:: Work item ::
From the listing below, copy only the lines running from the line that contains "Item | Value |" to the line that contains "Caveat: the cell", both included.

────────────────────────────────────────

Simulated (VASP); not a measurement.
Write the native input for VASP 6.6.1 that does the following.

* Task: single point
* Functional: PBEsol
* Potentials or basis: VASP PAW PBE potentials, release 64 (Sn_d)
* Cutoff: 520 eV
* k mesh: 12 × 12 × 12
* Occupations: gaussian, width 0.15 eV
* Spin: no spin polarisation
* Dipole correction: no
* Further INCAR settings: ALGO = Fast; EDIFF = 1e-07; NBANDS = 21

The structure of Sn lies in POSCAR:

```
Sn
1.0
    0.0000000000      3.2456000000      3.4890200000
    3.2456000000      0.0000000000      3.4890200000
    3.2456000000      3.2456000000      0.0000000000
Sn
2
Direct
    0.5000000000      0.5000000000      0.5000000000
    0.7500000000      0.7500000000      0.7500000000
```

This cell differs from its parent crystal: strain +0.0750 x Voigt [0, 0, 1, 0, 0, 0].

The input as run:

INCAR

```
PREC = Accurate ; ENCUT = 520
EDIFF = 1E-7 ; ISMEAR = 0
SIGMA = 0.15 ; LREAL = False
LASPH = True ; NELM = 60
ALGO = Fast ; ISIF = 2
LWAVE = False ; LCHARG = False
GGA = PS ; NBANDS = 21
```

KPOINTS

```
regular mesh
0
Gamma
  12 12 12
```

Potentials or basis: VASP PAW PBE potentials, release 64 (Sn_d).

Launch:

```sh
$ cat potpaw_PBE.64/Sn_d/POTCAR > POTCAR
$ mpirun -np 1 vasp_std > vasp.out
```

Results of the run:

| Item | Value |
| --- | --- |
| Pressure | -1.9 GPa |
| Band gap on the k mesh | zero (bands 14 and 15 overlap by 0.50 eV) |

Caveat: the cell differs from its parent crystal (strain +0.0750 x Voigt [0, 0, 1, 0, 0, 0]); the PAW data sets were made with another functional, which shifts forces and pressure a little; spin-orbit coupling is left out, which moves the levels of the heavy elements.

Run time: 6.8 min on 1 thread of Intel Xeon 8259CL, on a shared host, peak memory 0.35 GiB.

────────────────────────────────────────

:: Solution ::
| Item | Value |
| --- | --- |
| Pressure | -1.9 GPa |
| Band gap on the k mesh | zero (bands 14 and 15 overlap by 0.50 eV) |

Caveat: the cell differs from its parent crystal (strain +0.0750 x Voigt [0, 0, 1, 0, 0, 0]); the PAW data sets were made with another functional, which shifts forces and pressure a little; spin-orbit coupling is left out, which moves the levels of the heavy elements.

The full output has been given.